---*---

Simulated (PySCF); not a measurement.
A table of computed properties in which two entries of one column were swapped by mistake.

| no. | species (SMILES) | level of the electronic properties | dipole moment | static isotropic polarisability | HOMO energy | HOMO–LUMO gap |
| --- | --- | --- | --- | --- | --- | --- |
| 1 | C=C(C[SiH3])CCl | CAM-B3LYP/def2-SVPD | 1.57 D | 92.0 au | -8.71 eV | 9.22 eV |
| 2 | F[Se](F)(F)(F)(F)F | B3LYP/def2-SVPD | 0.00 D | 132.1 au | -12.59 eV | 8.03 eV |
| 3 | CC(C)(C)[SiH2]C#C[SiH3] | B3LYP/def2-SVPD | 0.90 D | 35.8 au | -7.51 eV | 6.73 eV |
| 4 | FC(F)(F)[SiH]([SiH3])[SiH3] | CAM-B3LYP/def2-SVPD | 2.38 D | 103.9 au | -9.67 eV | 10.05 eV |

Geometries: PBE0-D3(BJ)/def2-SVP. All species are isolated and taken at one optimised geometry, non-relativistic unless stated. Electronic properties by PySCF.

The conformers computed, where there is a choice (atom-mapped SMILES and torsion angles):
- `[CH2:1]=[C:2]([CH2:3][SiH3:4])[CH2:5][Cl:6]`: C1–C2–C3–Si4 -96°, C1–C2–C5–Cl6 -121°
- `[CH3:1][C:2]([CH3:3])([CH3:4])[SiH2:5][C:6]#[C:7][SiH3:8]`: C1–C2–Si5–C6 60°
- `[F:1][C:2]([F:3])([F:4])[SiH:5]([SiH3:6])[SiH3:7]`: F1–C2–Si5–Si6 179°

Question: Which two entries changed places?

---*---

Nothing in the entries above should differ when you return them in full.

Result:
Simulated (PySCF); not a measurement.
A table of computed properties in which two entries of one column were swapped by mistake.

| no. | species (SMILES) | level of the electronic properties | dipole moment | static isotropic polarisability | HOMO energy | HOMO–LUMO gap |
| --- | --- | --- | --- | --- | --- | --- |
| 1 | C=C(C[SiH3])CCl | CAM-B3LYP/def2-SVPD | 1.57 D | 92.0 au | -8.71 eV | 9.22 eV |
| 2 | F[Se](F)(F)(F)(F)F | B3LYP/def2-SVPD | 0.00 D | 132.1 au | -12.59 eV | 8.03 eV |
| 3 | CC(C)(C)[SiH2]C#C[SiH3] | B3LYP/def2-SVPD | 0.90 D | 35.8 au | -7.51 eV | 6.73 eV |
| 4 | FC(F)(F)[SiH]([SiH3])[SiH3] | CAM-B3LYP/def2-SVPD | 2.38 D | 103.9 au | -9.67 eV | 10.05 eV |

Geometries: PBE0-D3(BJ)/def2-SVP. All species are isolated and taken at one optimised geometry, non-relativistic unless stated. Electronic properties by PySCF.

The conformers computed, where there is a choice (atom-mapped SMILES and torsion angles):
- `[CH2:1]=[C:2]([CH2:3][SiH3:4])[CH2:5][Cl:6]`: C1–C2–C3–Si4 -96°, C1–C2–C5–Cl6 -121°
- `[CH3:1][C:2]([CH3:3])([CH3:4])[SiH2:5][C:6]#[C:7][SiH3:8]`: C1–C2–Si5–C6 60°
- `[F:1][C:2]([F:3])([F:4])[SiH:5]([SiH3:6])[SiH3:7]`: F1–C2–Si5–Si6 179°

Question: Which two entries changed places?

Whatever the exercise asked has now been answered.